── AVAILABLE DATA

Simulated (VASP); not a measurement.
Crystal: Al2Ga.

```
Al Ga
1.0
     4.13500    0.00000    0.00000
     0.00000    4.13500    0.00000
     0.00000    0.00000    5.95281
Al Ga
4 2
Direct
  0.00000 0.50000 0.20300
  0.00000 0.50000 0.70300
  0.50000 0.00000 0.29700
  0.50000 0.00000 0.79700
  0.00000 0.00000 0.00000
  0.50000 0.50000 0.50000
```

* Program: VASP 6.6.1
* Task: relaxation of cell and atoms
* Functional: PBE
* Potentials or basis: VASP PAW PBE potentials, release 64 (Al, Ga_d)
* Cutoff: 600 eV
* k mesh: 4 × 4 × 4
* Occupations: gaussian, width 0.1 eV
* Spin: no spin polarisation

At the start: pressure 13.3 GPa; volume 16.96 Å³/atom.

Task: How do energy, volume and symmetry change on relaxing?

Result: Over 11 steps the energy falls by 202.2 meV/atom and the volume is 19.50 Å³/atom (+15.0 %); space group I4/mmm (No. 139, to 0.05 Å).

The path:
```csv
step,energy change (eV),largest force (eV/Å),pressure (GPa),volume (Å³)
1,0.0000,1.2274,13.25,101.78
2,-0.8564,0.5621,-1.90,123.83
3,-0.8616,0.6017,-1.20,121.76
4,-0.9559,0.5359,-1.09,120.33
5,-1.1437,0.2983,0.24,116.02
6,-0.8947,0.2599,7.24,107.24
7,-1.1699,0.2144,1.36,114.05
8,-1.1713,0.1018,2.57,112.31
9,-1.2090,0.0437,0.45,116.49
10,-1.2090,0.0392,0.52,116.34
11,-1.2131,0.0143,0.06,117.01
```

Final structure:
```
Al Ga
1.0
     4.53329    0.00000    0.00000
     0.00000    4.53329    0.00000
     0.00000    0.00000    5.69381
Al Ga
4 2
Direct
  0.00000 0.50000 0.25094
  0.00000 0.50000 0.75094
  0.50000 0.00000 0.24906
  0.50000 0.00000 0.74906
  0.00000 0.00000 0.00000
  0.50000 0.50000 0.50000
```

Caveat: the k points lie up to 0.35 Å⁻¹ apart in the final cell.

────

With the line holding "64 (Al, Ga_d)" as the first and the line holding "Task: How do" as the last, set down that range of the entries above exactly, and nothing else.

* Potentials or basis: VASP PAW PBE potentials, release 64 (Al, Ga_d)
* Cutoff: 600 eV
* k mesh: 4 × 4 × 4
* Occupations: gaussian, width 0.1 eV
* Spin: no spin polarisation

At the start: pressure 13.3 GPa; volume 16.96 Å³/atom.

Task: How do energy, volume and symmetry change on relaxing?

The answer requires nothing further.